* [RECORDS SHOWN]
--------

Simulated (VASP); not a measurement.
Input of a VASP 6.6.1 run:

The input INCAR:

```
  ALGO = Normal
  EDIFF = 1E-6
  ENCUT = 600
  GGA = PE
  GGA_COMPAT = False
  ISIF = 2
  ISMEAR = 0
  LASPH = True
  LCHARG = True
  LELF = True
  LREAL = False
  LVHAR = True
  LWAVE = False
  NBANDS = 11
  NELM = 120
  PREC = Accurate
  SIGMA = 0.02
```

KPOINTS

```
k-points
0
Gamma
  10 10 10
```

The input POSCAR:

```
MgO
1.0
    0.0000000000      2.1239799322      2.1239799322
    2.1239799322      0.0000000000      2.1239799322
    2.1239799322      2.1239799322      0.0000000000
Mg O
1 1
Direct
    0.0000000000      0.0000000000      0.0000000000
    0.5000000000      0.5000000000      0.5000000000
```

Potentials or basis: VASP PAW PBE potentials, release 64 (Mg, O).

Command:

--------

* [REQUIREMENT]
Your reply must repeat the records above exactly and in full.

* [TASK OUTPUT]
Simulated (VASP); not a measurement.
Input of a VASP 6.6.1 run:

The input INCAR:

```
  ALGO = Normal
  EDIFF = 1E-6
  ENCUT = 600
  GGA = PE
  GGA_COMPAT = False
  ISIF = 2
  ISMEAR = 0
  LASPH = True
  LCHARG = True
  LELF = True
  LREAL = False
  LVHAR = True
  LWAVE = False
  NBANDS = 11
  NELM = 120
  PREC = Accurate
  SIGMA = 0.02
```

KPOINTS

```
k-points
0
Gamma
  10 10 10
```

The input POSCAR:

```
MgO
1.0
    0.0000000000      2.1239799322      2.1239799322
    2.1239799322      0.0000000000      2.1239799322
    2.1239799322      2.1239799322      0.0000000000
Mg O
1 1
Direct
    0.0000000000      0.0000000000      0.0000000000
    0.5000000000      0.5000000000      0.5000000000
```

Potentials or basis: VASP PAW PBE potentials, release 64 (Mg, O).

Command:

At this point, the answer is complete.